:: WORK ITEM ::
From the first line of the material below to the line containing "from the codes.", repeat every line exactly and add nothing.

RECORD EXCERPTS Start Marker

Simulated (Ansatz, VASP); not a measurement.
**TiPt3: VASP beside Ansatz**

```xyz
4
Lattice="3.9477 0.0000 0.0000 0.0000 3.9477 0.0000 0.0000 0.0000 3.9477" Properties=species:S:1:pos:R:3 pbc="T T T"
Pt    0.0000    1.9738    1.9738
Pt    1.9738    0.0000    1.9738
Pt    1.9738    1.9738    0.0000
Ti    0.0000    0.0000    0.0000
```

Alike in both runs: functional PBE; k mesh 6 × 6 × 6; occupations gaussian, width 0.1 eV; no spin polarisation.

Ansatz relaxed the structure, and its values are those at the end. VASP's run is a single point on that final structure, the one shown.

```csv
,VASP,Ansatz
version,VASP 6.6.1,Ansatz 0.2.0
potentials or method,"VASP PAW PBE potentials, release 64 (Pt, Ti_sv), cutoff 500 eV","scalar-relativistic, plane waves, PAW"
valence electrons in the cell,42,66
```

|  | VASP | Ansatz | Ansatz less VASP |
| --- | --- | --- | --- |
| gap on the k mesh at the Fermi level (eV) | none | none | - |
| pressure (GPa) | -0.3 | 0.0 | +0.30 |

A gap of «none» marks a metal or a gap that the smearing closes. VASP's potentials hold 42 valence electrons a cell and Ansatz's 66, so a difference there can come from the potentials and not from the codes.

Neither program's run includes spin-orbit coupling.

RECORD EXCERPTS End Marker

:: EXERCISE ANSWER ::
Simulated (Ansatz, VASP); not a measurement.
**TiPt3: VASP beside Ansatz**

```xyz
4
Lattice="3.9477 0.0000 0.0000 0.0000 3.9477 0.0000 0.0000 0.0000 3.9477" Properties=species:S:1:pos:R:3 pbc="T T T"
Pt    0.0000    1.9738    1.9738
Pt    1.9738    0.0000    1.9738
Pt    1.9738    1.9738    0.0000
Ti    0.0000    0.0000    0.0000
```

Alike in both runs: functional PBE; k mesh 6 × 6 × 6; occupations gaussian, width 0.1 eV; no spin polarisation.

Ansatz relaxed the structure, and its values are those at the end. VASP's run is a single point on that final structure, the one shown.

```csv
,VASP,Ansatz
version,VASP 6.6.1,Ansatz 0.2.0
potentials or method,"VASP PAW PBE potentials, release 64 (Pt, Ti_sv), cutoff 500 eV","scalar-relativistic, plane waves, PAW"
valence electrons in the cell,42,66
```

|  | VASP | Ansatz | Ansatz less VASP |
| --- | --- | --- | --- |
| gap on the k mesh at the Fermi level (eV) | none | none | - |
| pressure (GPa) | -0.3 | 0.0 | +0.30 |

A gap of «none» marks a metal or a gap that the smearing closes. VASP's potentials hold 42 valence electrons a cell and Ansatz's 66, so a difference there can come from the potentials and not from the codes.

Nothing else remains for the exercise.